■ Material shown:
┌──

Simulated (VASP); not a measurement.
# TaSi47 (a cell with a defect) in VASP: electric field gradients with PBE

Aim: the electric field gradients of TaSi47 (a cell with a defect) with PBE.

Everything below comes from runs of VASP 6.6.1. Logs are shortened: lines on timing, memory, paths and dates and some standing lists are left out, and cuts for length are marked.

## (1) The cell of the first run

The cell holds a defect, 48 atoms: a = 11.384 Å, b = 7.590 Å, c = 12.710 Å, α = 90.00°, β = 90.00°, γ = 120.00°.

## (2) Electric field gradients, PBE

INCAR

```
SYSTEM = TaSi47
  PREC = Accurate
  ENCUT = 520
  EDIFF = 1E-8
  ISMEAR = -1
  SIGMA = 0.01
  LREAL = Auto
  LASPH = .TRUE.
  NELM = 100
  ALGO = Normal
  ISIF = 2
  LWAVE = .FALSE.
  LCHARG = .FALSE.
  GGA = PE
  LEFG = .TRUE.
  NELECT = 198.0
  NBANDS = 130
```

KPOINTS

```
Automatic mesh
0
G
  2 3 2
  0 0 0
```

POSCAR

└──

Only the lines from the start of the listing through the line with "Everything below comes" should be repeated, each exactly as it stands.

■ Response box:
Simulated (VASP); not a measurement.
# TaSi47 (a cell with a defect) in VASP: electric field gradients with PBE

Aim: the electric field gradients of TaSi47 (a cell with a defect) with PBE.

Everything below comes from runs of VASP 6.6.1. Logs are shortened: lines on timing, memory, paths and dates and some standing lists are left out, and cuts for length are marked.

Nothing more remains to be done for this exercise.